Assigned task:
Set down all the data again. Change nothing.

Extracted information:
--------------------------------------------------

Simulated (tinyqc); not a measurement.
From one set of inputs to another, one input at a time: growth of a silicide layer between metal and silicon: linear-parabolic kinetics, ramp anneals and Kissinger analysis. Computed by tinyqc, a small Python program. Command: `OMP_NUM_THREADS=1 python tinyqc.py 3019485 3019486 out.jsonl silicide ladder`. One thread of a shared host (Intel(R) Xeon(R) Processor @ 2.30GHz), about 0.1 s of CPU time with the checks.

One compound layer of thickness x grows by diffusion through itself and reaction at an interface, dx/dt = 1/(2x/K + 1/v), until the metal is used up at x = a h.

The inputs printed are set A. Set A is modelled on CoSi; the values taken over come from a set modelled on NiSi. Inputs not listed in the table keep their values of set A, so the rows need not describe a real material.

--------------------------------------------------

Written answer:
Simulated (tinyqc); not a measurement.
From one set of inputs to another, one input at a time: growth of a silicide layer between metal and silicon: linear-parabolic kinetics, ramp anneals and Kissinger analysis. Computed by tinyqc, a small Python program. Command: `OMP_NUM_THREADS=1 python tinyqc.py 3019485 3019486 out.jsonl silicide ladder`. One thread of a shared host (Intel(R) Xeon(R) Processor @ 2.30GHz), about 0.1 s of CPU time with the checks.

One compound layer of thickness x grows by diffusion through itself and reaction at an interface, dx/dt = 1/(2x/K + 1/v), until the metal is used up at x = a h.

The inputs printed are set A. Set A is modelled on CoSi; the values taken over come from a set modelled on NiSi. Inputs not listed in the table keep their values of set A, so the rows need not describe a real material.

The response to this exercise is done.